************
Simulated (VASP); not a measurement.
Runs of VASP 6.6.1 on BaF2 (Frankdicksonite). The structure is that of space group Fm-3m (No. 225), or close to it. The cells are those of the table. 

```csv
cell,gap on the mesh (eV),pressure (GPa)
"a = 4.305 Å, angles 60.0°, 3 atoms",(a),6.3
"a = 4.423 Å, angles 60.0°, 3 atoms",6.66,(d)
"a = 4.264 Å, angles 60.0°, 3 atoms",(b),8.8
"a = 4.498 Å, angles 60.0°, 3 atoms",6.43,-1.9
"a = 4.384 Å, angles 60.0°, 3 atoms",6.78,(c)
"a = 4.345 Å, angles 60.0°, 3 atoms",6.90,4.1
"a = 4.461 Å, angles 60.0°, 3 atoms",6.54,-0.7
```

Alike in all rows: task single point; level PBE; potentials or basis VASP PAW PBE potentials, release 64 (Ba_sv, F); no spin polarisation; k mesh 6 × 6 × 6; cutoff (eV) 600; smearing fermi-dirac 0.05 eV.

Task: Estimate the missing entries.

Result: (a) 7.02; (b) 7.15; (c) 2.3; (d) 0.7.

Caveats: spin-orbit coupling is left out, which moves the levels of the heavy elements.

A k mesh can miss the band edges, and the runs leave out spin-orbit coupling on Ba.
************

ASSIGNED TASK:
Starting at the line above that contains "Result: (a) 7.02; (b) 7.15; (c) 2.3; (d) 0.7.", write out each line exactly until the line that contains "Caveats: spin-orbit coupling" has been written, and stop there.

EXERCISE ANSWER:
Result: (a) 7.02; (b) 7.15; (c) 2.3; (d) 0.7.

Caveats: spin-orbit coupling is left out, which moves the levels of the heavy elements.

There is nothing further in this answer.